Work instruction: Quote only the lines from the top of the listing below down to and including the line with "Method: Ansatz 0.2.0, DFT".

Data extracts:
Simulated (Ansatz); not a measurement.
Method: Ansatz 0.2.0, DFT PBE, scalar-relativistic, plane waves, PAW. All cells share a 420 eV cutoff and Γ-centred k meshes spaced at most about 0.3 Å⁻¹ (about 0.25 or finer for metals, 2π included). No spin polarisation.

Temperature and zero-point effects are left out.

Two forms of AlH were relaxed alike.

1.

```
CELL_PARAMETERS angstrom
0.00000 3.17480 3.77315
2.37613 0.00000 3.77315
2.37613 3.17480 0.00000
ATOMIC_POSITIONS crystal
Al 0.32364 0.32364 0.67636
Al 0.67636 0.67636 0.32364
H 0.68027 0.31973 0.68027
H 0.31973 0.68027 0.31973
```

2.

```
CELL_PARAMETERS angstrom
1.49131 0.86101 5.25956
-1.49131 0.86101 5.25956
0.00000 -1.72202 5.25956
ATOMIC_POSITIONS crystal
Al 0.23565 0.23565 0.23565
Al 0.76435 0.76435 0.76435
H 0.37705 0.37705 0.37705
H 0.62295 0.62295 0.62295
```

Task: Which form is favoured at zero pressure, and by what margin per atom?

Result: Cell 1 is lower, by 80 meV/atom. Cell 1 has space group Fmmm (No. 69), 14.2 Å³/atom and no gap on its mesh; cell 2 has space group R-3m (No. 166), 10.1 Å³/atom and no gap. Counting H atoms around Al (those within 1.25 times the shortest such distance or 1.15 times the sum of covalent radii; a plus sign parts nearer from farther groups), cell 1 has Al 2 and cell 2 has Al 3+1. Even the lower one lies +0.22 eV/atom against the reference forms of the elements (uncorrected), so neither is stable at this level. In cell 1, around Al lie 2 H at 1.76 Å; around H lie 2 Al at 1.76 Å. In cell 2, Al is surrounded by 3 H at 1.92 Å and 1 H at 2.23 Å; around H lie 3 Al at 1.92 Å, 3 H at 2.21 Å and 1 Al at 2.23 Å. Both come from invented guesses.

Expected answer:
Simulated (Ansatz); not a measurement.
Method: Ansatz 0.2.0, DFT PBE, scalar-relativistic, plane waves, PAW. All cells share a 420 eV cutoff and Γ-centred k meshes spaced at most about 0.3 Å⁻¹ (about 0.25 or finer for metals, 2π included). No spin polarisation.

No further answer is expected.